Reproduce verbatim the lines of the material below, starting at the line with "An Ansatz (a" and ending at the line with "Result: 48 operations, 10 of 125 k-points.", both inclusive; skip the rest.

--

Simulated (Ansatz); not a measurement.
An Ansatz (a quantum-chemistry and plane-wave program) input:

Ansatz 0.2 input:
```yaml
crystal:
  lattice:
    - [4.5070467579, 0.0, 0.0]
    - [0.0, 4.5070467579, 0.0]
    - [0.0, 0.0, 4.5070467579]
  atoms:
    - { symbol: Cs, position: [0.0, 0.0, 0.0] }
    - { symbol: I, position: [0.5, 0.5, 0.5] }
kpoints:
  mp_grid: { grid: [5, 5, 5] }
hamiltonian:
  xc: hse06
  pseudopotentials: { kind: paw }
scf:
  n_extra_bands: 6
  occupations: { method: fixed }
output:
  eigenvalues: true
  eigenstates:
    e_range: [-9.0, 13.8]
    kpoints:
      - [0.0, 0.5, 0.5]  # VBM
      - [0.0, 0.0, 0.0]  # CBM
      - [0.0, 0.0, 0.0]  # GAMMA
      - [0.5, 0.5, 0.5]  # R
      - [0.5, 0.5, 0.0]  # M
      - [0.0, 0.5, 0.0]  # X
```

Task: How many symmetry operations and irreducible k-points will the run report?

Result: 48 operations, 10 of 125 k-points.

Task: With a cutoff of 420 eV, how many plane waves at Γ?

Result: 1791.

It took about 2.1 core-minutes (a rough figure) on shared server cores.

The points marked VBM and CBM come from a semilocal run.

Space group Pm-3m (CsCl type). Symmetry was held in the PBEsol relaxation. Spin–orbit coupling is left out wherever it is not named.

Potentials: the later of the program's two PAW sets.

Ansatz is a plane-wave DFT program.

--

### Your solution
An Ansatz (a quantum-chemistry and plane-wave program) input:

Ansatz 0.2 input:
```yaml
crystal:
  lattice:
    - [4.5070467579, 0.0, 0.0]
    - [0.0, 4.5070467579, 0.0]
    - [0.0, 0.0, 4.5070467579]
  atoms:
    - { symbol: Cs, position: [0.0, 0.0, 0.0] }
    - { symbol: I, position: [0.5, 0.5, 0.5] }
kpoints:
  mp_grid: { grid: [5, 5, 5] }
hamiltonian:
  xc: hse06
  pseudopotentials: { kind: paw }
scf:
  n_extra_bands: 6
  occupations: { method: fixed }
output:
  eigenvalues: true
  eigenstates:
    e_range: [-9.0, 13.8]
    kpoints:
      - [0.0, 0.5, 0.5]  # VBM
      - [0.0, 0.0, 0.0]  # CBM
      - [0.0, 0.0, 0.0]  # GAMMA
      - [0.5, 0.5, 0.5]  # R
      - [0.5, 0.5, 0.0]  # M
      - [0.0, 0.5, 0.0]  # X
```

Task: How many symmetry operations and irreducible k-points will the run report?

Result: 48 operations, 10 of 125 k-points.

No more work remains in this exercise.